* _Required action_
From the first entry to the last, copy each one exactly.

-----
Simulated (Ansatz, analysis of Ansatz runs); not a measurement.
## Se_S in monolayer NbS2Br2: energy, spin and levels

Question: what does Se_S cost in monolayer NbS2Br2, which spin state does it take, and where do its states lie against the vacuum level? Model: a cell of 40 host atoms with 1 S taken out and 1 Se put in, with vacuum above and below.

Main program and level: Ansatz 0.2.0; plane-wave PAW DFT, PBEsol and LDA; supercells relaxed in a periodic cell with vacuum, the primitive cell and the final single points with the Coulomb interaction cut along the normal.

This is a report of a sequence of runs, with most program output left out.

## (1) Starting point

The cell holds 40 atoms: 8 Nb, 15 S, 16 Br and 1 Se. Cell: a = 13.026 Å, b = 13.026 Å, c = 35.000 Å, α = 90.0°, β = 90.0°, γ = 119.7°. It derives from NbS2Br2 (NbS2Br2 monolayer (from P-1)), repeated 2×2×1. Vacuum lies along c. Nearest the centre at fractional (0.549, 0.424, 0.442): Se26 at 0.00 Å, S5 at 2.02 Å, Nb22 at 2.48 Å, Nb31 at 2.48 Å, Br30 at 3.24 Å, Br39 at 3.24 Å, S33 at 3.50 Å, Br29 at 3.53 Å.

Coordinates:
-----

* _Exercise response_
Simulated (Ansatz, analysis of Ansatz runs); not a measurement.
## Se_S in monolayer NbS2Br2: energy, spin and levels

Question: what does Se_S cost in monolayer NbS2Br2, which spin state does it take, and where do its states lie against the vacuum level? Model: a cell of 40 host atoms with 1 S taken out and 1 Se put in, with vacuum above and below.

Main program and level: Ansatz 0.2.0; plane-wave PAW DFT, PBEsol and LDA; supercells relaxed in a periodic cell with vacuum, the primitive cell and the final single points with the Coulomb interaction cut along the normal.

This is a report of a sequence of runs, with most program output left out.

## (1) Starting point

The cell holds 40 atoms: 8 Nb, 15 S, 16 Br and 1 Se. Cell: a = 13.026 Å, b = 13.026 Å, c = 35.000 Å, α = 90.0°, β = 90.0°, γ = 119.7°. It derives from NbS2Br2 (NbS2Br2 monolayer (from P-1)), repeated 2×2×1. Vacuum lies along c. Nearest the centre at fractional (0.549, 0.424, 0.442): Se26 at 0.00 Å, S5 at 2.02 Å, Nb22 at 2.48 Å, Nb31 at 2.48 Å, Br30 at 3.24 Å, Br39 at 3.24 Å, S33 at 3.50 Å, Br29 at 3.53 Å.

Coordinates:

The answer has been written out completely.